**Exercise:** Everything in the listing below from the line containing "157.7 | 151.3 |" through the line containing "Measured values: -455.7" must be repeated exactly; the remaining lines are not wanted.

**Source data:**
###

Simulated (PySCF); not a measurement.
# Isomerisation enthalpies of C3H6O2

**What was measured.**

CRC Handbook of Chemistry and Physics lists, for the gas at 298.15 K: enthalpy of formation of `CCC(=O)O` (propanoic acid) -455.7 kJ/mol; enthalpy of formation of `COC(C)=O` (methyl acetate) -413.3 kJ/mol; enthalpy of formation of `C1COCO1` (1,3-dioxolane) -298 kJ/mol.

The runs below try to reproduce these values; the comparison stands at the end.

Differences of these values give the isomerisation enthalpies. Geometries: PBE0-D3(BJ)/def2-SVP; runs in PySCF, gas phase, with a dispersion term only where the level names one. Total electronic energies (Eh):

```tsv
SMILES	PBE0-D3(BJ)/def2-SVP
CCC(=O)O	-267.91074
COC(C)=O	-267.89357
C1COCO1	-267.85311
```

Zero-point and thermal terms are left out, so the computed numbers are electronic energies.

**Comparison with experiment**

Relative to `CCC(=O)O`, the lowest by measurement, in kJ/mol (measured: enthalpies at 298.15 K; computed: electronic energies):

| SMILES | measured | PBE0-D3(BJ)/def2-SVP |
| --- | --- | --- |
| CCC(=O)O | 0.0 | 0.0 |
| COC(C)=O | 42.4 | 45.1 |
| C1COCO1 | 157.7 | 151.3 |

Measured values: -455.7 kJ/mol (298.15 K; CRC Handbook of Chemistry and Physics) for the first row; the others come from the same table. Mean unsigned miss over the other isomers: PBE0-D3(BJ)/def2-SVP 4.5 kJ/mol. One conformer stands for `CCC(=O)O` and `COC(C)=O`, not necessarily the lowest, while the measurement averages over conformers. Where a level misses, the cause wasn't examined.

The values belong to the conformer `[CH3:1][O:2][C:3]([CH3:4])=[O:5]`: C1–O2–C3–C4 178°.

###

**Written solution:**
| C1COCO1 | 157.7 | 151.3 |

Measured values: -455.7 kJ/mol (298.15 K; CRC Handbook of Chemistry and Physics) for the first row; the others come from the same table. Mean unsigned miss over the other isomers: PBE0-D3(BJ)/def2-SVP 4.5 kJ/mol. One conformer stands for `CCC(=O)O` and `COC(C)=O`, not necessarily the lowest, while the measurement averages over conformers. Where a level misses, the cause wasn't examined.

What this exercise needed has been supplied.